**WORK TASK**
Once the records below have been read, copy them all out exactly.

====

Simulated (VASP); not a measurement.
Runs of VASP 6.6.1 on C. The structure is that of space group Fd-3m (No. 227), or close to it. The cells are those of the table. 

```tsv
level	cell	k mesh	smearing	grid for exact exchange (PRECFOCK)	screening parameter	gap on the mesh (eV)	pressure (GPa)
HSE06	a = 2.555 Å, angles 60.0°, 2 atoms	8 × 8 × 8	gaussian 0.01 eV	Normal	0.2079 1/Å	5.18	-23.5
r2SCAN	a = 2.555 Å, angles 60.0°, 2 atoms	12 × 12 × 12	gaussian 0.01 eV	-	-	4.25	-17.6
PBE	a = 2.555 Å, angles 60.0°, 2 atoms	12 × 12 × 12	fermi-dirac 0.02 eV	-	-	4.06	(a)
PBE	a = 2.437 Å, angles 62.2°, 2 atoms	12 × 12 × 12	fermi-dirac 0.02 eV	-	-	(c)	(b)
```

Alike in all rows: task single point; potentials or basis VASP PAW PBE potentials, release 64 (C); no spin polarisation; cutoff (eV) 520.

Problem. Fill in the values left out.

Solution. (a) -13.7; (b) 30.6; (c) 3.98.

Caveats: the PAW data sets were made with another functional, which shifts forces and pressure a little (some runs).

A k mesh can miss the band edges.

====

**EXERCISE OUTPUT**
Simulated (VASP); not a measurement.
Runs of VASP 6.6.1 on C. The structure is that of space group Fd-3m (No. 227), or close to it. The cells are those of the table. 

```tsv
level	cell	k mesh	smearing	grid for exact exchange (PRECFOCK)	screening parameter	gap on the mesh (eV)	pressure (GPa)
HSE06	a = 2.555 Å, angles 60.0°, 2 atoms	8 × 8 × 8	gaussian 0.01 eV	Normal	0.2079 1/Å	5.18	-23.5
r2SCAN	a = 2.555 Å, angles 60.0°, 2 atoms	12 × 12 × 12	gaussian 0.01 eV	-	-	4.25	-17.6
PBE	a = 2.555 Å, angles 60.0°, 2 atoms	12 × 12 × 12	fermi-dirac 0.02 eV	-	-	4.06	(a)
PBE	a = 2.437 Å, angles 62.2°, 2 atoms	12 × 12 × 12	fermi-dirac 0.02 eV	-	-	(c)	(b)
```

Alike in all rows: task single point; potentials or basis VASP PAW PBE potentials, release 64 (C); no spin polarisation; cutoff (eV) 520.

Problem. Fill in the values left out.

Solution. (a) -13.7; (b) 30.6; (c) 3.98.

Caveats: the PAW data sets were made with another functional, which shifts forces and pressure a little (some runs).

A k mesh can miss the band edges.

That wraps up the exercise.